> [Available data]:
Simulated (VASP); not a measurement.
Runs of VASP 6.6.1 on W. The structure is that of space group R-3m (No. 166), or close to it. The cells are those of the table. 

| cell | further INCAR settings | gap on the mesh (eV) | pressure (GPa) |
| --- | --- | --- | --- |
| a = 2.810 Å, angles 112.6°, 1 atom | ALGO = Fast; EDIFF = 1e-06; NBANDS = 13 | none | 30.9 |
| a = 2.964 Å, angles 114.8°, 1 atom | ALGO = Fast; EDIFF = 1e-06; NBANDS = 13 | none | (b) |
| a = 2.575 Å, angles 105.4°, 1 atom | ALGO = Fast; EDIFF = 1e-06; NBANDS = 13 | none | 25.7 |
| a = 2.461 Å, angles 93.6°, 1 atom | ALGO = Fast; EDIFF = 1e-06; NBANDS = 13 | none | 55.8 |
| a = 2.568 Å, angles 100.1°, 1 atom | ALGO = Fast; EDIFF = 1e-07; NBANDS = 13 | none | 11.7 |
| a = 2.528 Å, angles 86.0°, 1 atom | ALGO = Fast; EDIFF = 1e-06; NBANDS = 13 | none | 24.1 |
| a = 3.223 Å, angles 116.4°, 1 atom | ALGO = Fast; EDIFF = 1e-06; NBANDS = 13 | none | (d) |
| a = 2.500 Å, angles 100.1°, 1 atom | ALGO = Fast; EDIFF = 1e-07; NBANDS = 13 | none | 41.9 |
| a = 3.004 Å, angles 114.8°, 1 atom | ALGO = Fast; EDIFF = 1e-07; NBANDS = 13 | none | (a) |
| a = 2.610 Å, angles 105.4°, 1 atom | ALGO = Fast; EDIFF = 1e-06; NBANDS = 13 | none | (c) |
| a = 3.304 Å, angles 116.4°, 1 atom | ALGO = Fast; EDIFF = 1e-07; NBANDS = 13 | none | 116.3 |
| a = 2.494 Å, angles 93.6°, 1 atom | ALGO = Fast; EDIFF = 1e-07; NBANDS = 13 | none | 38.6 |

> [Action item]: Word for word, please print every line from the beginning of the records to the line bearing "none | 24.1 |", counting both ends and stopping there.

> [Problem solution]:
Simulated (VASP); not a measurement.
Runs of VASP 6.6.1 on W. The structure is that of space group R-3m (No. 166), or close to it. The cells are those of the table. 

| cell | further INCAR settings | gap on the mesh (eV) | pressure (GPa) |
| --- | --- | --- | --- |
| a = 2.810 Å, angles 112.6°, 1 atom | ALGO = Fast; EDIFF = 1e-06; NBANDS = 13 | none | 30.9 |
| a = 2.964 Å, angles 114.8°, 1 atom | ALGO = Fast; EDIFF = 1e-06; NBANDS = 13 | none | (b) |
| a = 2.575 Å, angles 105.4°, 1 atom | ALGO = Fast; EDIFF = 1e-06; NBANDS = 13 | none | 25.7 |
| a = 2.461 Å, angles 93.6°, 1 atom | ALGO = Fast; EDIFF = 1e-06; NBANDS = 13 | none | 55.8 |
| a = 2.568 Å, angles 100.1°, 1 atom | ALGO = Fast; EDIFF = 1e-07; NBANDS = 13 | none | 11.7 |
| a = 2.528 Å, angles 86.0°, 1 atom | ALGO = Fast; EDIFF = 1e-06; NBANDS = 13 | none | 24.1 |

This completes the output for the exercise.